Please give back word for word the lines below, from the first one through the one with "Output of a".

= = = =

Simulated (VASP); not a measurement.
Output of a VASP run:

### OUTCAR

= = = =

§ WORKED SOLUTION
Simulated (VASP); not a measurement.
Output of a VASP run:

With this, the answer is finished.